(Beginning of Provided records)

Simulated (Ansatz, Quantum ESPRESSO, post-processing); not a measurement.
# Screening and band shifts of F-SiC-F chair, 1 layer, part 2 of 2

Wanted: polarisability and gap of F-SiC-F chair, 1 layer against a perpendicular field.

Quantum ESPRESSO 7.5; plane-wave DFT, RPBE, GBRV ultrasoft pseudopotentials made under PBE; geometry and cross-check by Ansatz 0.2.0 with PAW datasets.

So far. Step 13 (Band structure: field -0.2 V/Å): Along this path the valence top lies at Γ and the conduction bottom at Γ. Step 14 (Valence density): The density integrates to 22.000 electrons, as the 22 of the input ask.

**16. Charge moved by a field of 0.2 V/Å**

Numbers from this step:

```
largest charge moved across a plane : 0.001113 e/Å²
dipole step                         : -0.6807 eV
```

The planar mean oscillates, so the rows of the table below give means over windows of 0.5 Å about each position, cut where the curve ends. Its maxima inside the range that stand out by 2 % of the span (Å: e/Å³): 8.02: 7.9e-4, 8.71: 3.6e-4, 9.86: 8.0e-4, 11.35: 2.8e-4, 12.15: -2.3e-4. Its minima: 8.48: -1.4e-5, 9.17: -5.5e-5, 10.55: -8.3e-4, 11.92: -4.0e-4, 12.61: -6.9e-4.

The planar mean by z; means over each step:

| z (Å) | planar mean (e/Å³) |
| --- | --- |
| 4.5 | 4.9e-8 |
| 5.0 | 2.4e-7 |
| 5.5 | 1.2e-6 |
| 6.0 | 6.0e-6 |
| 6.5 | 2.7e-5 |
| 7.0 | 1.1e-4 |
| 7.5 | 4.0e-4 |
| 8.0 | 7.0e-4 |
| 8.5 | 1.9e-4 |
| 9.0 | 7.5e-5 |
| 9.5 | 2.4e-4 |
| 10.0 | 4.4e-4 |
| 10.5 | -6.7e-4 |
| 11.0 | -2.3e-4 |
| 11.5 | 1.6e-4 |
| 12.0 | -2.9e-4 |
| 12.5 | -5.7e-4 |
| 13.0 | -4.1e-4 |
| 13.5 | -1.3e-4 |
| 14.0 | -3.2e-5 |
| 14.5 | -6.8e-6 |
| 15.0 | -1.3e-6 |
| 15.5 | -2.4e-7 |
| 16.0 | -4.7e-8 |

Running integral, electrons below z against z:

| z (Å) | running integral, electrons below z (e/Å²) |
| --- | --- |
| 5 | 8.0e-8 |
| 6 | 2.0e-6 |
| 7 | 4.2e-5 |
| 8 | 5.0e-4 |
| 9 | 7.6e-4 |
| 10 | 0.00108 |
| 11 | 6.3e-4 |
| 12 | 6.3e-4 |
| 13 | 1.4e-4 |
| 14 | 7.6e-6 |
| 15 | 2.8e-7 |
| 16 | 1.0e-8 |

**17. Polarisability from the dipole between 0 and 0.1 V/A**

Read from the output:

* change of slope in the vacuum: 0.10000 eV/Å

(End of Provided records)

§ Brief
Begin at the top of the listing above and set down each line exactly. Stop after the line that contains "Wanted: polarisability and".

§ Expected answer
Simulated (Ansatz, Quantum ESPRESSO, post-processing); not a measurement.
# Screening and band shifts of F-SiC-F chair, 1 layer, part 2 of 2

Wanted: polarisability and gap of F-SiC-F chair, 1 layer against a perpendicular field.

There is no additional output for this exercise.